#### Work task:
The entries shown below are to be printed in full, unaltered.

#### Stored data:
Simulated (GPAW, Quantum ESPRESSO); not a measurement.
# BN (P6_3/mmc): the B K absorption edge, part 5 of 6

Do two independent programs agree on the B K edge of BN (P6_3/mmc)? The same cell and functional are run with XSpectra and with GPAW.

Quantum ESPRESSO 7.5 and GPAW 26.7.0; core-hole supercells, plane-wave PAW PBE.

#### Reply:
Simulated (GPAW, Quantum ESPRESSO); not a measurement.
# BN (P6_3/mmc): the B K absorption edge, part 5 of 6

Do two independent programs agree on the B K edge of BN (P6_3/mmc)? The same cell and functional are run with XSpectra and with GPAW.

Quantum ESPRESSO 7.5 and GPAW 26.7.0; core-hole supercells, plane-wave PAW PBE.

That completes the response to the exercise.